BRIEF: Copy the listing below line for line, from its opening line to the one with "- ωB97M-D3(BJ)/def2-TZVP, barrier: 20.6", both included; stop there.

EXTRACTED ENTRIES:
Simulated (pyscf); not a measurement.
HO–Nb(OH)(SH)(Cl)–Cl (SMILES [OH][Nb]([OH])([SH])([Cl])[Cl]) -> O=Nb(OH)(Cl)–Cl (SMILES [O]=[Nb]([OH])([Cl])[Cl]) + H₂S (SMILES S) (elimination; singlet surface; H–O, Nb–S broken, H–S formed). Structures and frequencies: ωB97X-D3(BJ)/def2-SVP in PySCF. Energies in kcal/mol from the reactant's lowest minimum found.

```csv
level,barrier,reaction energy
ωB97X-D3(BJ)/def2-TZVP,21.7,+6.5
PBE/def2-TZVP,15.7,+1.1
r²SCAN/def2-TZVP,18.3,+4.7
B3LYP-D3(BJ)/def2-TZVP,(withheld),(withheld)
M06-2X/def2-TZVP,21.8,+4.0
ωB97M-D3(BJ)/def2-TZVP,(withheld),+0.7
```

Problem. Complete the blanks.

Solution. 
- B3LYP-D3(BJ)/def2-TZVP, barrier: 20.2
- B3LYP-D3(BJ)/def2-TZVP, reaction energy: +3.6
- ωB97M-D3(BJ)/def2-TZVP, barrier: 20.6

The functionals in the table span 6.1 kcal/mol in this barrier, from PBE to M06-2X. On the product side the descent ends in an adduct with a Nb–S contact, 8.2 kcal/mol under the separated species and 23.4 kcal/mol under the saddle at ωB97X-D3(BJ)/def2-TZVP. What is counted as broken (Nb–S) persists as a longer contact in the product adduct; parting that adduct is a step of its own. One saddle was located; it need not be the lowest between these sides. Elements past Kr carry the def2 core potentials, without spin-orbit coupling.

WRITTEN REPLY:
Simulated (pyscf); not a measurement.
HO–Nb(OH)(SH)(Cl)–Cl (SMILES [OH][Nb]([OH])([SH])([Cl])[Cl]) -> O=Nb(OH)(Cl)–Cl (SMILES [O]=[Nb]([OH])([Cl])[Cl]) + H₂S (SMILES S) (elimination; singlet surface; H–O, Nb–S broken, H–S formed). Structures and frequencies: ωB97X-D3(BJ)/def2-SVP in PySCF. Energies in kcal/mol from the reactant's lowest minimum found.

```csv
level,barrier,reaction energy
ωB97X-D3(BJ)/def2-TZVP,21.7,+6.5
PBE/def2-TZVP,15.7,+1.1
r²SCAN/def2-TZVP,18.3,+4.7
B3LYP-D3(BJ)/def2-TZVP,(withheld),(withheld)
M06-2X/def2-TZVP,21.8,+4.0
ωB97M-D3(BJ)/def2-TZVP,(withheld),+0.7
```

Problem. Complete the blanks.

Solution. 
- B3LYP-D3(BJ)/def2-TZVP, barrier: 20.2
- B3LYP-D3(BJ)/def2-TZVP, reaction energy: +3.6
- ωB97M-D3(BJ)/def2-TZVP, barrier: 20.6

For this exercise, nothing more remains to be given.